__________

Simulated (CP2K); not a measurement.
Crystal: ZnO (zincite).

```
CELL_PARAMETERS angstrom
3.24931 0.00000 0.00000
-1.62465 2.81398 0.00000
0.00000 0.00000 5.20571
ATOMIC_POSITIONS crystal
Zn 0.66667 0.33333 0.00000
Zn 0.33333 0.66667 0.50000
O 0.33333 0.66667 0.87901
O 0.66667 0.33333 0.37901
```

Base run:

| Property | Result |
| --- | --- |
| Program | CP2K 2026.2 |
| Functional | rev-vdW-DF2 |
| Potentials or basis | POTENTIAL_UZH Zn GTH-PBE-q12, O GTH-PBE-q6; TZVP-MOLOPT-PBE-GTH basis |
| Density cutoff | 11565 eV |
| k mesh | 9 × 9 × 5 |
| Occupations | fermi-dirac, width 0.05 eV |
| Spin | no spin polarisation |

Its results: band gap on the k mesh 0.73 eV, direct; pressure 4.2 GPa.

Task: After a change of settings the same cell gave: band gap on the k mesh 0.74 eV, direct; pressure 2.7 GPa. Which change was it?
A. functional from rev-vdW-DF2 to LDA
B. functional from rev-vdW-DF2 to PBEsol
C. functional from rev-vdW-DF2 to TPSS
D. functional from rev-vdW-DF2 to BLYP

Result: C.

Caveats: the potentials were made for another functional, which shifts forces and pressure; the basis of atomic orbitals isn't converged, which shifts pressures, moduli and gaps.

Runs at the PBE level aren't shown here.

__________

Return, word for word, every line from the top of the entries down to the line that holds "Property | Result |", both included.

Simulated (CP2K); not a measurement.
Crystal: ZnO (zincite).

```
CELL_PARAMETERS angstrom
3.24931 0.00000 0.00000
-1.62465 2.81398 0.00000
0.00000 0.00000 5.20571
ATOMIC_POSITIONS crystal
Zn 0.66667 0.33333 0.00000
Zn 0.33333 0.66667 0.50000
O 0.33333 0.66667 0.87901
O 0.66667 0.33333 0.37901
```

Base run:

| Property | Result |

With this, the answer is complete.